> ASSIGNED TASK:
This exercise needs the complete data reproduced exactly.

▬▬▬▬▬▬▬▬▬▬

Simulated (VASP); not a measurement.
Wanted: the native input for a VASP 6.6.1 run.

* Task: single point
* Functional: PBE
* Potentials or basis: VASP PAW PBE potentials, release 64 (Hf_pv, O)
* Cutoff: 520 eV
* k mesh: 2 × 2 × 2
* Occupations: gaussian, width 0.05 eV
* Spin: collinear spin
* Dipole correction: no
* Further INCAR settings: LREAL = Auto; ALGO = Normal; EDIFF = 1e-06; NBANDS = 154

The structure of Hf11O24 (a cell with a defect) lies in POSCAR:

▬▬▬▬▬▬▬▬▬▬

> WRITTEN SOLUTION:
Simulated (VASP); not a measurement.
Wanted: the native input for a VASP 6.6.1 run.

* Task: single point
* Functional: PBE
* Potentials or basis: VASP PAW PBE potentials, release 64 (Hf_pv, O)
* Cutoff: 520 eV
* k mesh: 2 × 2 × 2
* Occupations: gaussian, width 0.05 eV
* Spin: collinear spin
* Dipole correction: no
* Further INCAR settings: LREAL = Auto; ALGO = Normal; EDIFF = 1e-06; NBANDS = 154

The structure of Hf11O24 (a cell with a defect) lies in POSCAR:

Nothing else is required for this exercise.